*RECORD SET*
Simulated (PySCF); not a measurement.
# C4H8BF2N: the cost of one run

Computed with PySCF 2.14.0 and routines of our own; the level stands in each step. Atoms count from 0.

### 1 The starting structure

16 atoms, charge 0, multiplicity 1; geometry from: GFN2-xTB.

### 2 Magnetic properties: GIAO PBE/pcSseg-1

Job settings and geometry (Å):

*WORK TASK*
Your task is to restate every record exactly.

*YOUR RESPONSE*
Simulated (PySCF); not a measurement.
# C4H8BF2N: the cost of one run

Computed with PySCF 2.14.0 and routines of our own; the level stands in each step. Atoms count from 0.

### 1 The starting structure

16 atoms, charge 0, multiplicity 1; geometry from: GFN2-xTB.

### 2 Magnetic properties: GIAO PBE/pcSseg-1

Job settings and geometry (Å):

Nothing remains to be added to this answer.